● Task item: Look below for the line that has "A convergence study". Set down the lines from there through the line that has "Q: The settings", exactly as written.

-- Excerpted records follows --

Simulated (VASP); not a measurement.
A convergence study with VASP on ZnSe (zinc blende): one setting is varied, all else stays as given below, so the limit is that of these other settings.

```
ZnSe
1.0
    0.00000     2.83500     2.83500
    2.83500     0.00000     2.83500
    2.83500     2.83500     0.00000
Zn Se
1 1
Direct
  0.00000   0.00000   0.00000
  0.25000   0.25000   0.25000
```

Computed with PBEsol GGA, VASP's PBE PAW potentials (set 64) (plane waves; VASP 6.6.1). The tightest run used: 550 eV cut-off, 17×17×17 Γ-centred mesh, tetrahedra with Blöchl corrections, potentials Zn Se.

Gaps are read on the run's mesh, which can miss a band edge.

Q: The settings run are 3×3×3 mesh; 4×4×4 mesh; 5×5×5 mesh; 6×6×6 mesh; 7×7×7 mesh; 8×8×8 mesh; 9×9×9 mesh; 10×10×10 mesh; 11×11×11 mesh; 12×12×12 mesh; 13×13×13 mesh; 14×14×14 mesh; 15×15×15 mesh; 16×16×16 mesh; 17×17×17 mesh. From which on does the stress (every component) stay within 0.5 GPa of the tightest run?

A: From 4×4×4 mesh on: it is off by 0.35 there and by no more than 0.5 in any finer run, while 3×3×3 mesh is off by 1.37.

-- Excerpted records concluded --

● Reply:
A convergence study with VASP on ZnSe (zinc blende): one setting is varied, all else stays as given below, so the limit is that of these other settings.

```
ZnSe
1.0
    0.00000     2.83500     2.83500
    2.83500     0.00000     2.83500
    2.83500     2.83500     0.00000
Zn Se
1 1
Direct
  0.00000   0.00000   0.00000
  0.25000   0.25000   0.25000
```

Computed with PBEsol GGA, VASP's PBE PAW potentials (set 64) (plane waves; VASP 6.6.1). The tightest run used: 550 eV cut-off, 17×17×17 Γ-centred mesh, tetrahedra with Blöchl corrections, potentials Zn Se.

Gaps are read on the run's mesh, which can miss a band edge.

Q: The settings run are 3×3×3 mesh; 4×4×4 mesh; 5×5×5 mesh; 6×6×6 mesh; 7×7×7 mesh; 8×8×8 mesh; 9×9×9 mesh; 10×10×10 mesh; 11×11×11 mesh; 12×12×12 mesh; 13×13×13 mesh; 14×14×14 mesh; 15×15×15 mesh; 16×16×16 mesh; 17×17×17 mesh. From which on does the stress (every component) stay within 0.5 GPa of the tightest run?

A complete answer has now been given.